REQUIRED ACTION
Return exactly the listing's lines, from its first line to the line holding "1/Å | (c) | -2.7 |", ends included.

+ + + + +

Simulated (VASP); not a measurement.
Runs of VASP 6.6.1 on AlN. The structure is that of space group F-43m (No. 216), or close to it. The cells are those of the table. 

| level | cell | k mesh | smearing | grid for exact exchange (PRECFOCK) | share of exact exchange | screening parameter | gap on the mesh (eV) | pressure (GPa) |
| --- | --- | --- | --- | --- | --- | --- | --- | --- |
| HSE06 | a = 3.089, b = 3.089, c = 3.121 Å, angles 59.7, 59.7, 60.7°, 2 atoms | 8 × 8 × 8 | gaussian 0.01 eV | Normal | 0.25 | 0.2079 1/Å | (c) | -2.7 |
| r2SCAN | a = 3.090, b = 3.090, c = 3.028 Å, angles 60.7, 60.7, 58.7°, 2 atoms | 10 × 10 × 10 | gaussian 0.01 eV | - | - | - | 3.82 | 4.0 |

+ + + + +

ANSWER SECTION
Simulated (VASP); not a measurement.
Runs of VASP 6.6.1 on AlN. The structure is that of space group F-43m (No. 216), or close to it. The cells are those of the table. 

| level | cell | k mesh | smearing | grid for exact exchange (PRECFOCK) | share of exact exchange | screening parameter | gap on the mesh (eV) | pressure (GPa) |
| --- | --- | --- | --- | --- | --- | --- | --- | --- |
| HSE06 | a = 3.089, b = 3.089, c = 3.121 Å, angles 59.7, 59.7, 60.7°, 2 atoms | 8 × 8 × 8 | gaussian 0.01 eV | Normal | 0.25 | 0.2079 1/Å | (c) | -2.7 |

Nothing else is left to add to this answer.